═══ DATASET

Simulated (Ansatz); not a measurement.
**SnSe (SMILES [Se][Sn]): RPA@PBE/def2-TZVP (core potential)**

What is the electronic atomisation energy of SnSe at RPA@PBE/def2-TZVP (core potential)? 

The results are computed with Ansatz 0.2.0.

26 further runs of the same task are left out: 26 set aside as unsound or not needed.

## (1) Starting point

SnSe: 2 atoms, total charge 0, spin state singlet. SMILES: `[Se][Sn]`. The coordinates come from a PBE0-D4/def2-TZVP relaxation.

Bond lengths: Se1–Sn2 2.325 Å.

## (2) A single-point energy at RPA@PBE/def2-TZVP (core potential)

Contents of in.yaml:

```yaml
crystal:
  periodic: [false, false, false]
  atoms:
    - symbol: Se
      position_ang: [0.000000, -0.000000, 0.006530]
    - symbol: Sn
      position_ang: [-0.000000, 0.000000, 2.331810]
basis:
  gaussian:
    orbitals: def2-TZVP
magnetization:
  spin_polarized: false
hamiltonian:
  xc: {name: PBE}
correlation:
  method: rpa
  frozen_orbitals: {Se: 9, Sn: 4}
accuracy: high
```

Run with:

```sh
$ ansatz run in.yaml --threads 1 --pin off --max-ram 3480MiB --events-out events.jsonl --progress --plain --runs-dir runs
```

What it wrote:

══════

• BRIEF
The first line of the data, the line with "Bond lengths: Se1–Sn2 2.325 Å.", and all lines in between are to be copied exactly. Leave out everything else.

• YOUR SOLUTION
Simulated (Ansatz); not a measurement.
**SnSe (SMILES [Se][Sn]): RPA@PBE/def2-TZVP (core potential)**

What is the electronic atomisation energy of SnSe at RPA@PBE/def2-TZVP (core potential)? 

The results are computed with Ansatz 0.2.0.

26 further runs of the same task are left out: 26 set aside as unsound or not needed.

## (1) Starting point

SnSe: 2 atoms, total charge 0, spin state singlet. SMILES: `[Se][Sn]`. The coordinates come from a PBE0-D4/def2-TZVP relaxation.

Bond lengths: Se1–Sn2 2.325 Å.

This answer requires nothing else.